WORK ITEM
Return only that part of the material below which starts with the line containing "Now apply this" and goes on through the line containing "About 3.6 eV, direct at M.", restated exactly.

□ □ □ □
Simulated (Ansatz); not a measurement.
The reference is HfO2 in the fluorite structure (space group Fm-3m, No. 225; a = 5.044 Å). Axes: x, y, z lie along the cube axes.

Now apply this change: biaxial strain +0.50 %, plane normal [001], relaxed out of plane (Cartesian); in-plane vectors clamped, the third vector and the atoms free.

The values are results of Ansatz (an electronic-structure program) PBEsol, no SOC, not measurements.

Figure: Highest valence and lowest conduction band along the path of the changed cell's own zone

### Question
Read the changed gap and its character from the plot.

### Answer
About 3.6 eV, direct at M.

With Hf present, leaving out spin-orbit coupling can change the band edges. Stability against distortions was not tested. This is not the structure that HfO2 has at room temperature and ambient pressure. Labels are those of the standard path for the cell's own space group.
□ □ □ □

WORKED SOLUTION
Now apply this change: biaxial strain +0.50 %, plane normal [001], relaxed out of plane (Cartesian); in-plane vectors clamped, the third vector and the atoms free.

The values are results of Ansatz (an electronic-structure program) PBEsol, no SOC, not measurements.

Figure: Highest valence and lowest conduction band along the path of the changed cell's own zone

### Question
Read the changed gap and its character from the plot.

### Answer
About 3.6 eV, direct at M.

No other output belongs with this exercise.